Each entry that follows needs to be written out exactly, with nothing left out.

━━━━━━━━━━━━━━━━

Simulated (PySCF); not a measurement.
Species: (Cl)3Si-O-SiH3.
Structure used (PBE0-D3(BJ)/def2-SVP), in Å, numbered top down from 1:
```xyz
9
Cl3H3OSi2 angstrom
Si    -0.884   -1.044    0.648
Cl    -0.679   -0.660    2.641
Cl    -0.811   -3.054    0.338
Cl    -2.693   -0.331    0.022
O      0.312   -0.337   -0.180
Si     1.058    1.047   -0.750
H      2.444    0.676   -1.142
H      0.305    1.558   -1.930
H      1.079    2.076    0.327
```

━━━━━━━━━━━━━━━━

SOLUTION:
Simulated (PySCF); not a measurement.
Species: (Cl)3Si-O-SiH3.
Structure used (PBE0-D3(BJ)/def2-SVP), in Å, numbered top down from 1:
```xyz
9
Cl3H3OSi2 angstrom
Si    -0.884   -1.044    0.648
Cl    -0.679   -0.660    2.641
Cl    -0.811   -3.054    0.338
Cl    -2.693   -0.331    0.022
O      0.312   -0.337   -0.180
Si     1.058    1.047   -0.750
H      2.444    0.676   -1.142
H      0.305    1.558   -1.930
H      1.079    2.076    0.327
```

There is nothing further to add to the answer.